• _Assignment_
The lines to reproduce run from the first one below to the line containing "The geometry was", both included. Reproduce them exactly and nothing else.

• _Source data_
□ □ □ □
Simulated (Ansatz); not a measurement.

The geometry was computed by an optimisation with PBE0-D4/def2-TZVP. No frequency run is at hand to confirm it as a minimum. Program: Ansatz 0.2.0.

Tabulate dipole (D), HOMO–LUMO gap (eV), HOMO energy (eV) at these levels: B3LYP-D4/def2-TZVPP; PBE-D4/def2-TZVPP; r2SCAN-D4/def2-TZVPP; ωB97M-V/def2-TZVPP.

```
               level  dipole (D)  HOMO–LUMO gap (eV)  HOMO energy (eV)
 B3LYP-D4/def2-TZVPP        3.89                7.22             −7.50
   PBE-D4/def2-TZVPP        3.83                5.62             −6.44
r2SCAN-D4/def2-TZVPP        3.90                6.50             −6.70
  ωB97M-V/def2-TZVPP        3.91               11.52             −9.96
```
□ □ □ □

• _Exercise response_
Simulated (Ansatz); not a measurement.

The geometry was computed by an optimisation with PBE0-D4/def2-TZVP. No frequency run is at hand to confirm it as a minimum. Program: Ansatz 0.2.0.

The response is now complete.